◆ ASSIGNED TASK
Quote exactly the lines spanning from the top of the data below to the line that contains "Task: Can this", including both.

◆ EXCERPTED RECORDS
Content starts

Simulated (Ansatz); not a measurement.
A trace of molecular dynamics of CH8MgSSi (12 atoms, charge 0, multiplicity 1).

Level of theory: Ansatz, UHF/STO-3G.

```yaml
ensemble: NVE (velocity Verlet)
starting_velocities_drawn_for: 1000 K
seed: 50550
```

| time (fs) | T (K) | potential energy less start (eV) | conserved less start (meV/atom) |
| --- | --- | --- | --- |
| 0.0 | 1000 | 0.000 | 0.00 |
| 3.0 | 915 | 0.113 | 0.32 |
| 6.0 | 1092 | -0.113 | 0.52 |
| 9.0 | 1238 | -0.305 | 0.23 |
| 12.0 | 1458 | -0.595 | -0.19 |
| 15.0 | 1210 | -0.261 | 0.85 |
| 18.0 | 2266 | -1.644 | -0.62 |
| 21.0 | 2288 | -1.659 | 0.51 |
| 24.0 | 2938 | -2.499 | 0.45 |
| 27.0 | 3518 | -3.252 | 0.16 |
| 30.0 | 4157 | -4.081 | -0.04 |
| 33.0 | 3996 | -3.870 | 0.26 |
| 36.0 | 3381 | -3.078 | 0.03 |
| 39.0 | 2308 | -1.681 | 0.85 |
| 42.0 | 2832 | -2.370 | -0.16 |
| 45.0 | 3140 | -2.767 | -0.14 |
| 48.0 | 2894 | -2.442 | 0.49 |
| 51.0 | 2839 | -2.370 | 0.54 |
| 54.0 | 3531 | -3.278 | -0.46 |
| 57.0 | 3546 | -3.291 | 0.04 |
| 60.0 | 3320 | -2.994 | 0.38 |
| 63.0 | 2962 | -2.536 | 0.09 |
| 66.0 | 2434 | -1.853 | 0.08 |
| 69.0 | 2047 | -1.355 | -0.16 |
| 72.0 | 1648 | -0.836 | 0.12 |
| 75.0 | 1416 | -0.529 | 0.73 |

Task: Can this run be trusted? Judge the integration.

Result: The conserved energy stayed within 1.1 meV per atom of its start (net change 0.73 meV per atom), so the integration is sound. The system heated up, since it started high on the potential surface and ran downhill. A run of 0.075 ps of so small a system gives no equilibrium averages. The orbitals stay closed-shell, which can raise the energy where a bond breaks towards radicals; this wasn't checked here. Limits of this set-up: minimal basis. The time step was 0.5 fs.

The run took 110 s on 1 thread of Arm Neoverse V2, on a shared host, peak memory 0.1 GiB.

Content ends

◆ ANSWER SECTION
Simulated (Ansatz); not a measurement.
A trace of molecular dynamics of CH8MgSSi (12 atoms, charge 0, multiplicity 1).

Level of theory: Ansatz, UHF/STO-3G.

```yaml
ensemble: NVE (velocity Verlet)
starting_velocities_drawn_for: 1000 K
seed: 50550
```

| time (fs) | T (K) | potential energy less start (eV) | conserved less start (meV/atom) |
| --- | --- | --- | --- |
| 0.0 | 1000 | 0.000 | 0.00 |
| 3.0 | 915 | 0.113 | 0.32 |
| 6.0 | 1092 | -0.113 | 0.52 |
| 9.0 | 1238 | -0.305 | 0.23 |
| 12.0 | 1458 | -0.595 | -0.19 |
| 15.0 | 1210 | -0.261 | 0.85 |
| 18.0 | 2266 | -1.644 | -0.62 |
| 21.0 | 2288 | -1.659 | 0.51 |
| 24.0 | 2938 | -2.499 | 0.45 |
| 27.0 | 3518 | -3.252 | 0.16 |
| 30.0 | 4157 | -4.081 | -0.04 |
| 33.0 | 3996 | -3.870 | 0.26 |
| 36.0 | 3381 | -3.078 | 0.03 |
| 39.0 | 2308 | -1.681 | 0.85 |
| 42.0 | 2832 | -2.370 | -0.16 |
| 45.0 | 3140 | -2.767 | -0.14 |
| 48.0 | 2894 | -2.442 | 0.49 |
| 51.0 | 2839 | -2.370 | 0.54 |
| 54.0 | 3531 | -3.278 | -0.46 |
| 57.0 | 3546 | -3.291 | 0.04 |
| 60.0 | 3320 | -2.994 | 0.38 |
| 63.0 | 2962 | -2.536 | 0.09 |
| 66.0 | 2434 | -1.853 | 0.08 |
| 69.0 | 2047 | -1.355 | -0.16 |
| 72.0 | 1648 | -0.836 | 0.12 |
| 75.0 | 1416 | -0.529 | 0.73 |

Task: Can this run be trusted? Judge the integration.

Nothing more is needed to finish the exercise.